►

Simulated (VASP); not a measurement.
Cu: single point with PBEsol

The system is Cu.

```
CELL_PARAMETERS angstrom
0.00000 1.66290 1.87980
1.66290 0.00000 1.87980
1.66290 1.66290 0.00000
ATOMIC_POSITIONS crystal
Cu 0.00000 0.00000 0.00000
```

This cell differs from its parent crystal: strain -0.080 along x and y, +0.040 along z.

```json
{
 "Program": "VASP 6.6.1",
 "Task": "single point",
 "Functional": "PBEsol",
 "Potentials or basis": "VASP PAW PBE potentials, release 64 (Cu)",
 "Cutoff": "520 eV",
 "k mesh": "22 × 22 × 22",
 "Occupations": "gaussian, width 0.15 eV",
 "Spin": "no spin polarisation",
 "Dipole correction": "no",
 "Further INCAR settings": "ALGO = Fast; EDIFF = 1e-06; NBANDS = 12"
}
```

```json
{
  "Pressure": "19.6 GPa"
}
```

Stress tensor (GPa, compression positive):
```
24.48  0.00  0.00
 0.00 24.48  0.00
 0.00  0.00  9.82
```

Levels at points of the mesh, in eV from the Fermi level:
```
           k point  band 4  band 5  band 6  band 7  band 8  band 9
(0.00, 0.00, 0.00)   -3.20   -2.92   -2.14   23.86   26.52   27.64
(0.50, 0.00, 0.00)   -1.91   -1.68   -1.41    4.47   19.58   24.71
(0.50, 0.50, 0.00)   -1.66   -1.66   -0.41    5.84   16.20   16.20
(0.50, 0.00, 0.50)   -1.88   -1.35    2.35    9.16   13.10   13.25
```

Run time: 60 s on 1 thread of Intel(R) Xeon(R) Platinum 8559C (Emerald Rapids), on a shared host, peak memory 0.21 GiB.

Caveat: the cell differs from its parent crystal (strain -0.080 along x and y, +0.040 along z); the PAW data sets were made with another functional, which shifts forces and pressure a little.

◄

Retype exactly the lines of the data above, starting at its first line and finishing with the line that has "Run time: 60" in it.

Simulated (VASP); not a measurement.
Cu: single point with PBEsol

The system is Cu.

```
CELL_PARAMETERS angstrom
0.00000 1.66290 1.87980
1.66290 0.00000 1.87980
1.66290 1.66290 0.00000
ATOMIC_POSITIONS crystal
Cu 0.00000 0.00000 0.00000
```

This cell differs from its parent crystal: strain -0.080 along x and y, +0.040 along z.

```json
{
 "Program": "VASP 6.6.1",
 "Task": "single point",
 "Functional": "PBEsol",
 "Potentials or basis": "VASP PAW PBE potentials, release 64 (Cu)",
 "Cutoff": "520 eV",
 "k mesh": "22 × 22 × 22",
 "Occupations": "gaussian, width 0.15 eV",
 "Spin": "no spin polarisation",
 "Dipole correction": "no",
 "Further INCAR settings": "ALGO = Fast; EDIFF = 1e-06; NBANDS = 12"
}
```

```json
{
  "Pressure": "19.6 GPa"
}
```

Stress tensor (GPa, compression positive):
```
24.48  0.00  0.00
 0.00 24.48  0.00
 0.00  0.00  9.82
```

Levels at points of the mesh, in eV from the Fermi level:
```
           k point  band 4  band 5  band 6  band 7  band 8  band 9
(0.00, 0.00, 0.00)   -3.20   -2.92   -2.14   23.86   26.52   27.64
(0.50, 0.00, 0.00)   -1.91   -1.68   -1.41    4.47   19.58   24.71
(0.50, 0.50, 0.00)   -1.66   -1.66   -0.41    5.84   16.20   16.20
(0.50, 0.00, 0.50)   -1.88   -1.35    2.35    9.16   13.10   13.25
```

Run time: 60 s on 1 thread of Intel(R) Xeon(R) Platinum 8559C (Emerald Rapids), on a shared host, peak memory 0.21 GiB.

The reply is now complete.